• [Requirement] Please restate, exactly as written, the lines running from the beginning of the material through the line that has "TDDFT-PBE/def2-SVPD (PySCF 2.14.0)" in it.

───── Information
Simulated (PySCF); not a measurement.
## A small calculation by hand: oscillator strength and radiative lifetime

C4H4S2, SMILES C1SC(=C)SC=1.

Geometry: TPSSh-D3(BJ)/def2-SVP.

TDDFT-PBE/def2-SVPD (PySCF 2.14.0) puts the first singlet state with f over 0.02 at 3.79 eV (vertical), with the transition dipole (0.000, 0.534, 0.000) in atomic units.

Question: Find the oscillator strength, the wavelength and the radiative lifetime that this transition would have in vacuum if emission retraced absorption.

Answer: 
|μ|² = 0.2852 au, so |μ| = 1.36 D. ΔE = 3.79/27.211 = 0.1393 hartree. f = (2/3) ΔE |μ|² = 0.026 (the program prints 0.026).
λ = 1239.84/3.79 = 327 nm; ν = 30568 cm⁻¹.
──────────

• [Written response]
Simulated (PySCF); not a measurement.
## A small calculation by hand: oscillator strength and radiative lifetime

C4H4S2, SMILES C1SC(=C)SC=1.

Geometry: TPSSh-D3(BJ)/def2-SVP.

TDDFT-PBE/def2-SVPD (PySCF 2.14.0) puts the first singlet state with f over 0.02 at 3.79 eV (vertical), with the transition dipole (0.000, 0.534, 0.000) in atomic units.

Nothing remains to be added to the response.